Data excerpts:
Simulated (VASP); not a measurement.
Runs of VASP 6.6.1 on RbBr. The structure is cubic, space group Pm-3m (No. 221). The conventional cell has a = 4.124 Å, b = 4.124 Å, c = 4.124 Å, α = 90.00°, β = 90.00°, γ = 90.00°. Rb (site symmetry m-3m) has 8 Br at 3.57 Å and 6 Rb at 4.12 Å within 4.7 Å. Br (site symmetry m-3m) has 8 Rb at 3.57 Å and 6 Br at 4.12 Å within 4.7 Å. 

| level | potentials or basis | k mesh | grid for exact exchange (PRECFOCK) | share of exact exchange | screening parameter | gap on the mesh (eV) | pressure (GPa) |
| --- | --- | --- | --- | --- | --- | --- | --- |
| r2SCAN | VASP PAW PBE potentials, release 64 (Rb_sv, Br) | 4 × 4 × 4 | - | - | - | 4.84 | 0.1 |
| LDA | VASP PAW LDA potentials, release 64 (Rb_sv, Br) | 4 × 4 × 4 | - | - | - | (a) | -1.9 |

Work request:
Set the entries down again exactly, beginning with their first line and ending with the line that contains "4.84 | 0.1 |"; omit all other lines.

Expected answer:
Simulated (VASP); not a measurement.
Runs of VASP 6.6.1 on RbBr. The structure is cubic, space group Pm-3m (No. 221). The conventional cell has a = 4.124 Å, b = 4.124 Å, c = 4.124 Å, α = 90.00°, β = 90.00°, γ = 90.00°. Rb (site symmetry m-3m) has 8 Br at 3.57 Å and 6 Rb at 4.12 Å within 4.7 Å. Br (site symmetry m-3m) has 8 Rb at 3.57 Å and 6 Br at 4.12 Å within 4.7 Å. 

| level | potentials or basis | k mesh | grid for exact exchange (PRECFOCK) | share of exact exchange | screening parameter | gap on the mesh (eV) | pressure (GPa) |
| --- | --- | --- | --- | --- | --- | --- | --- |
| r2SCAN | VASP PAW PBE potentials, release 64 (Rb_sv, Br) | 4 × 4 × 4 | - | - | - | 4.84 | 0.1 |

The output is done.